*** Block opens ***

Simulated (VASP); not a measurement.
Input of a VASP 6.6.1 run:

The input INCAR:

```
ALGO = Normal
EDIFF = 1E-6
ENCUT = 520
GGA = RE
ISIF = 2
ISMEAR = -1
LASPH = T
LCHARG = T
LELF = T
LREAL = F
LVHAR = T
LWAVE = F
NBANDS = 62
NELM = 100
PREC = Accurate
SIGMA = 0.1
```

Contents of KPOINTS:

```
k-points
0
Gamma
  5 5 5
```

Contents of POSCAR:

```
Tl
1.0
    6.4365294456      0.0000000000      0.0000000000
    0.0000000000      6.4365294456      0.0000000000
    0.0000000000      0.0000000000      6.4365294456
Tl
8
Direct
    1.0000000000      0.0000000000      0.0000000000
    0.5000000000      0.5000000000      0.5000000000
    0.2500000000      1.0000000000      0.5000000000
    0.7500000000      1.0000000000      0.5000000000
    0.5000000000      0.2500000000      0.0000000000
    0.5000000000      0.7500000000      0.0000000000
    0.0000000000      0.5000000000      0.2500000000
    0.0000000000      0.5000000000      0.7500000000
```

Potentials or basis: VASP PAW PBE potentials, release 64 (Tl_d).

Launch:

*** Block closes ***

**EXERCISE:**
From the top of the material above, please transcribe each line exactly. Include the line with "Potentials or basis: VASP" and end there.

**RESPONSE:**
Simulated (VASP); not a measurement.
Input of a VASP 6.6.1 run:

The input INCAR:

```
ALGO = Normal
EDIFF = 1E-6
ENCUT = 520
GGA = RE
ISIF = 2
ISMEAR = -1
LASPH = T
LCHARG = T
LELF = T
LREAL = F
LVHAR = T
LWAVE = F
NBANDS = 62
NELM = 100
PREC = Accurate
SIGMA = 0.1
```

Contents of KPOINTS:

```
k-points
0
Gamma
  5 5 5
```

Contents of POSCAR:

```
Tl
1.0
    6.4365294456      0.0000000000      0.0000000000
    0.0000000000      6.4365294456      0.0000000000
    0.0000000000      0.0000000000      6.4365294456
Tl
8
Direct
    1.0000000000      0.0000000000      0.0000000000
    0.5000000000      0.5000000000      0.5000000000
    0.2500000000      1.0000000000      0.5000000000
    0.7500000000      1.0000000000      0.5000000000
    0.5000000000      0.2500000000      0.0000000000
    0.5000000000      0.7500000000      0.0000000000
    0.0000000000      0.5000000000      0.2500000000
    0.0000000000      0.5000000000      0.7500000000
```

Potentials or basis: VASP PAW PBE potentials, release 64 (Tl_d).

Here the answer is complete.